Top of Given information

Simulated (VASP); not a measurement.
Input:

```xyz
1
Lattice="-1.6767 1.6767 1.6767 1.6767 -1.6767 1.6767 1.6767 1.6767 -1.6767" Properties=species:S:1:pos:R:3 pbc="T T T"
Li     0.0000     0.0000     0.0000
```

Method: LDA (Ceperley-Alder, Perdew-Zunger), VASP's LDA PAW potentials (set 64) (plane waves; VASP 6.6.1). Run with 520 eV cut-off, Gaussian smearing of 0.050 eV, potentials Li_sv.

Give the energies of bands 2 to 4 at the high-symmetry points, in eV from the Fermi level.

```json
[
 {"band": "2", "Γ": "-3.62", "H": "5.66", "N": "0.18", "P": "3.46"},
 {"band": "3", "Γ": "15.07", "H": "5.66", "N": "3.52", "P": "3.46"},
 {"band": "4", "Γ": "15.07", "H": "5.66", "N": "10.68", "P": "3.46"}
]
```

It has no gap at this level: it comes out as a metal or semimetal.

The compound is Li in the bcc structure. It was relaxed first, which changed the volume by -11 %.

Bottom of Given information

(Work task): Would you output all the records above exactly as written?

(Written solution):
Simulated (VASP); not a measurement.
Input:

```xyz
1
Lattice="-1.6767 1.6767 1.6767 1.6767 -1.6767 1.6767 1.6767 1.6767 -1.6767" Properties=species:S:1:pos:R:3 pbc="T T T"
Li     0.0000     0.0000     0.0000
```

Method: LDA (Ceperley-Alder, Perdew-Zunger), VASP's LDA PAW potentials (set 64) (plane waves; VASP 6.6.1). Run with 520 eV cut-off, Gaussian smearing of 0.050 eV, potentials Li_sv.

Give the energies of bands 2 to 4 at the high-symmetry points, in eV from the Fermi level.

```json
[
 {"band": "2", "Γ": "-3.62", "H": "5.66", "N": "0.18", "P": "3.46"},
 {"band": "3", "Γ": "15.07", "H": "5.66", "N": "3.52", "P": "3.46"},
 {"band": "4", "Γ": "15.07", "H": "5.66", "N": "10.68", "P": "3.46"}
]
```

It has no gap at this level: it comes out as a metal or semimetal.

The compound is Li in the bcc structure. It was relaxed first, which changed the volume by -11 %.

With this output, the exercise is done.